*Required action*: Beginning with the first line of the entries below, quote each line until you reach and include the line with "Isomers of C5H5F3, one".

### Material supplied ###
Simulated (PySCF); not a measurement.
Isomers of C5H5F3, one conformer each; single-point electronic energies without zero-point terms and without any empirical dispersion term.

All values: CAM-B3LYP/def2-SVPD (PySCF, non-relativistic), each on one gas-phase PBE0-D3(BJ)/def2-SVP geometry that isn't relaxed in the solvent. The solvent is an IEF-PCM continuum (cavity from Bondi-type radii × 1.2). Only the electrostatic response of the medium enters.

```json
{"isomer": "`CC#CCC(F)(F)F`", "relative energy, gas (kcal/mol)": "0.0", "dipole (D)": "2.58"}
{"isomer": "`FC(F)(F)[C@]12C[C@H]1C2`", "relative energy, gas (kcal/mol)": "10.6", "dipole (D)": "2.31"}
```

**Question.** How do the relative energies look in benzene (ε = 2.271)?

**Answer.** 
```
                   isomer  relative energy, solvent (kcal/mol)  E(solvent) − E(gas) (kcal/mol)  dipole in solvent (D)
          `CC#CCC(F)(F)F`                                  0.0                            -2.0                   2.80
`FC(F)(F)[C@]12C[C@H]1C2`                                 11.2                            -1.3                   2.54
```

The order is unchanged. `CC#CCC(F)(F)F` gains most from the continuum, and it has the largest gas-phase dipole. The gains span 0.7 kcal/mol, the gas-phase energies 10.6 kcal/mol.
###

*Problem solution*:
Simulated (PySCF); not a measurement.
Isomers of C5H5F3, one conformer each; single-point electronic energies without zero-point terms and without any empirical dispersion term.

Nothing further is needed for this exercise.